REQUIRED ACTION —
A word-for-word reproduction of the listing is required.

RECORDS SHOWN —
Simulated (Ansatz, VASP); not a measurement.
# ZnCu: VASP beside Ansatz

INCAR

REPLY —
Simulated (Ansatz, VASP); not a measurement.
# ZnCu: VASP beside Ansatz

INCAR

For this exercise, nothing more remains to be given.